ASSIGNMENT:
Would you restate the entries below exactly, keeping every line?

*** EXTRACTED ENTRIES Section Begins ***
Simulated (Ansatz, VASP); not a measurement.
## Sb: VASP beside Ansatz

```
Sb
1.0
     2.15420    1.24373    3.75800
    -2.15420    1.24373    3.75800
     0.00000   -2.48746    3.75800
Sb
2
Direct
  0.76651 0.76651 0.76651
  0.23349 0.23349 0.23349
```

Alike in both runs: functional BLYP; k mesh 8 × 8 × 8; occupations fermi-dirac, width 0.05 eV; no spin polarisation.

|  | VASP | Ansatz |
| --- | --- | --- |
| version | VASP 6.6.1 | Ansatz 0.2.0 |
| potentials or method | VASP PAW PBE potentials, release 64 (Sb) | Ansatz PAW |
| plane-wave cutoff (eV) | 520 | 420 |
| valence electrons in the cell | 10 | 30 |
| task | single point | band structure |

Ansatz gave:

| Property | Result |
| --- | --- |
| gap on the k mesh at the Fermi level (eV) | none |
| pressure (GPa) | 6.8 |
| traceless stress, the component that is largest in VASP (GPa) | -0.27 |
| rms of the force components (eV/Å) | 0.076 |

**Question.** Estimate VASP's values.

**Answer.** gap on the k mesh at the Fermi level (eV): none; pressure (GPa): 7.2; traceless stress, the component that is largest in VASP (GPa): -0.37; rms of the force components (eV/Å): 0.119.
*** EXTRACTED ENTRIES Section Ends ***

EXERCISE RESULT:
Simulated (Ansatz, VASP); not a measurement.
## Sb: VASP beside Ansatz

```
Sb
1.0
     2.15420    1.24373    3.75800
    -2.15420    1.24373    3.75800
     0.00000   -2.48746    3.75800
Sb
2
Direct
  0.76651 0.76651 0.76651
  0.23349 0.23349 0.23349
```

Alike in both runs: functional BLYP; k mesh 8 × 8 × 8; occupations fermi-dirac, width 0.05 eV; no spin polarisation.

|  | VASP | Ansatz |
| --- | --- | --- |
| version | VASP 6.6.1 | Ansatz 0.2.0 |
| potentials or method | VASP PAW PBE potentials, release 64 (Sb) | Ansatz PAW |
| plane-wave cutoff (eV) | 520 | 420 |
| valence electrons in the cell | 10 | 30 |
| task | single point | band structure |

Ansatz gave:

| Property | Result |
| --- | --- |
| gap on the k mesh at the Fermi level (eV) | none |
| pressure (GPa) | 6.8 |
| traceless stress, the component that is largest in VASP (GPa) | -0.27 |
| rms of the force components (eV/Å) | 0.076 |

**Question.** Estimate VASP's values.

**Answer.** gap on the k mesh at the Fermi level (eV): none; pressure (GPa): 7.2; traceless stress, the component that is largest in VASP (GPa): -0.37; rms of the force components (eV/Å): 0.119.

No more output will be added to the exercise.